ASSIGNED TASK -
What you return has to match the listing below line for line.

DATA -
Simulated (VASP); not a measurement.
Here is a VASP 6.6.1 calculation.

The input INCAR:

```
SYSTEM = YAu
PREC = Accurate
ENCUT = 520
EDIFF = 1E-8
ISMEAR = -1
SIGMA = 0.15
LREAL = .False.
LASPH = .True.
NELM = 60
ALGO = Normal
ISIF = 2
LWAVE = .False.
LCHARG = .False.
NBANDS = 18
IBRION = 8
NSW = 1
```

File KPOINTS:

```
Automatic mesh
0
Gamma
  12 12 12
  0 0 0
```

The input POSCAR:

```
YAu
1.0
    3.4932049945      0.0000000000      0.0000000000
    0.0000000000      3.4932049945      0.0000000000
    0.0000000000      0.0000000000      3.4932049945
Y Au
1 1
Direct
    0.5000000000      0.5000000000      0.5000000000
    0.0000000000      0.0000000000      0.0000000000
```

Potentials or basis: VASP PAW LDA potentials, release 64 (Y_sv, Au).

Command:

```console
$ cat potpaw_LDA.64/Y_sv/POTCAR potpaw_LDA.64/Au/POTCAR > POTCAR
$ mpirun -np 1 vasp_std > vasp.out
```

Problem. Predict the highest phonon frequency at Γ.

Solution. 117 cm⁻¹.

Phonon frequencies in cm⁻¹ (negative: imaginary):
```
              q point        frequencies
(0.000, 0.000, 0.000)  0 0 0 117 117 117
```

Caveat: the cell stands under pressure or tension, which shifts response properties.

WRITTEN SOLUTION -
Simulated (VASP); not a measurement.
Here is a VASP 6.6.1 calculation.

The input INCAR:

```
SYSTEM = YAu
PREC = Accurate
ENCUT = 520
EDIFF = 1E-8
ISMEAR = -1
SIGMA = 0.15
LREAL = .False.
LASPH = .True.
NELM = 60
ALGO = Normal
ISIF = 2
LWAVE = .False.
LCHARG = .False.
NBANDS = 18
IBRION = 8
NSW = 1
```

File KPOINTS:

```
Automatic mesh
0
Gamma
  12 12 12
  0 0 0
```

The input POSCAR:

```
YAu
1.0
    3.4932049945      0.0000000000      0.0000000000
    0.0000000000      3.4932049945      0.0000000000
    0.0000000000      0.0000000000      3.4932049945
Y Au
1 1
Direct
    0.5000000000      0.5000000000      0.5000000000
    0.0000000000      0.0000000000      0.0000000000
```

Potentials or basis: VASP PAW LDA potentials, release 64 (Y_sv, Au).

Command:

```console
$ cat potpaw_LDA.64/Y_sv/POTCAR potpaw_LDA.64/Au/POTCAR > POTCAR
$ mpirun -np 1 vasp_std > vasp.out
```

Problem. Predict the highest phonon frequency at Γ.

Solution. 117 cm⁻¹.

Phonon frequencies in cm⁻¹ (negative: imaginary):
```
              q point        frequencies
(0.000, 0.000, 0.000)  0 0 0 117 117 117
```

Caveat: the cell stands under pressure or tension, which shifts response properties.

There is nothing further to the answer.